Below is a listing; restate from it, character for character, the lines beginning at the line holding "HfS2 is run" and ending at the line holding "## 1. The cell of the first run", both included.

+++++

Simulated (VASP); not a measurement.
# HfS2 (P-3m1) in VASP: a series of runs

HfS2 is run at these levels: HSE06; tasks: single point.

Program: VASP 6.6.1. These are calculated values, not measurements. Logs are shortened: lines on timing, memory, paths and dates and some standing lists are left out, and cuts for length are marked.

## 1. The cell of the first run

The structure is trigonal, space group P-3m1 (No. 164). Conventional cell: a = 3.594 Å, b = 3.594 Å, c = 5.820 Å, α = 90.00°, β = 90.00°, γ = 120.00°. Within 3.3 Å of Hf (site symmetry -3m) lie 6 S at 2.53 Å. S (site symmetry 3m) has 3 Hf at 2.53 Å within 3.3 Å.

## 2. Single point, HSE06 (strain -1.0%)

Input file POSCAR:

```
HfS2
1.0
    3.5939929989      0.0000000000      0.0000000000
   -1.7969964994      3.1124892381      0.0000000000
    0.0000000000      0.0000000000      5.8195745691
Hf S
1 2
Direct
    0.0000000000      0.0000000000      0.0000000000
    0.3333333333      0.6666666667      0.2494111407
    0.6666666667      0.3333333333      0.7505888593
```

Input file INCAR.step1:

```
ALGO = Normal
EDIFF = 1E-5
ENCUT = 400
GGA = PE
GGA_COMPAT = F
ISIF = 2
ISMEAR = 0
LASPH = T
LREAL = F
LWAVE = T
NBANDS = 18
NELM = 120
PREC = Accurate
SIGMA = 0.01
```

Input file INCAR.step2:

+++++

> **REPLY**
HfS2 is run at these levels: HSE06; tasks: single point.

Program: VASP 6.6.1. These are calculated values, not measurements. Logs are shortened: lines on timing, memory, paths and dates and some standing lists are left out, and cuts for length are marked.

## 1. The cell of the first run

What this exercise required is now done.